TASK ITEM.
Starting with the opening line of the material, restate every line word for word, and end on the line containing "System: C7H8, numbered".

↓↓↓
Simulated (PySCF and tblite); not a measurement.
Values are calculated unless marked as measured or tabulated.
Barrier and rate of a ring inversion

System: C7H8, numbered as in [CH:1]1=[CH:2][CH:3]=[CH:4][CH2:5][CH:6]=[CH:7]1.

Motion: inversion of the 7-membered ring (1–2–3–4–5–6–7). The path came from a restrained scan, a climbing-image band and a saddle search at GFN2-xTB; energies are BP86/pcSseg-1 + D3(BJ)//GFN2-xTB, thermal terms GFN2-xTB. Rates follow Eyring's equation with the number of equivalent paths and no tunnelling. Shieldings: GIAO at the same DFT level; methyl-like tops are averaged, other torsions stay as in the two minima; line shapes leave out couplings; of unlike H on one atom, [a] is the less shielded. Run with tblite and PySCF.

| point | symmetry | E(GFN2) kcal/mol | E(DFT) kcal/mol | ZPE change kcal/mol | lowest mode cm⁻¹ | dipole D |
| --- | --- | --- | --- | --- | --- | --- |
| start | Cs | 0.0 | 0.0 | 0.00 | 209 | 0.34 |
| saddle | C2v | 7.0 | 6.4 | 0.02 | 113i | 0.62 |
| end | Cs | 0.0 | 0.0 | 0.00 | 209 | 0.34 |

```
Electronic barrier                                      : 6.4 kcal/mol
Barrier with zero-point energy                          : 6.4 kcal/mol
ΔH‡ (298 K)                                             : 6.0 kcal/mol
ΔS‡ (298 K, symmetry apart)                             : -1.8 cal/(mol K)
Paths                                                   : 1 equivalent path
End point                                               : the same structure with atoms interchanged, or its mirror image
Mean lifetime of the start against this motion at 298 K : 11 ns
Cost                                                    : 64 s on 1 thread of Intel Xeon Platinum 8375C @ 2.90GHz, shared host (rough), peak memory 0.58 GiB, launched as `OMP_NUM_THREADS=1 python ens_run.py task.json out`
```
↑↑↑

EXERCISE RESPONSE.
Simulated (PySCF and tblite); not a measurement.
Values are calculated unless marked as measured or tabulated.
Barrier and rate of a ring inversion

System: C7H8, numbered as in [CH:1]1=[CH:2][CH:3]=[CH:4][CH2:5][CH:6]=[CH:7]1.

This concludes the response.